▸ WORK ITEM:
Your task is to repeat exactly the lines below between the line holding "Level of theory: RKS" and the line holding "Q: Which of them lies highest in energy?", inclusive, and only those.

▸ DATA EXTRACTS:

━━━━━━━━━━

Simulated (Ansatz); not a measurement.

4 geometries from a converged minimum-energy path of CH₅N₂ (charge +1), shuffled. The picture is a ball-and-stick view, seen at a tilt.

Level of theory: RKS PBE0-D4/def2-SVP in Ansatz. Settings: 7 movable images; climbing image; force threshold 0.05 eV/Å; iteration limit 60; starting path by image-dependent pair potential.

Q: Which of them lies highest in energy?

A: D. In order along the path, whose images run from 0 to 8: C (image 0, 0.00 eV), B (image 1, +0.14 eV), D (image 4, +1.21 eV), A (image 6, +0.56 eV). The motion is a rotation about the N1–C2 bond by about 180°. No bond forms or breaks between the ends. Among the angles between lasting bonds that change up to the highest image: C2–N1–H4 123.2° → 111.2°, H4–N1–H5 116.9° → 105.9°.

━━━━━━━━━━

▸ EXPECTED ANSWER:
Level of theory: RKS PBE0-D4/def2-SVP in Ansatz. Settings: 7 movable images; climbing image; force threshold 0.05 eV/Å; iteration limit 60; starting path by image-dependent pair potential.

Q: Which of them lies highest in energy?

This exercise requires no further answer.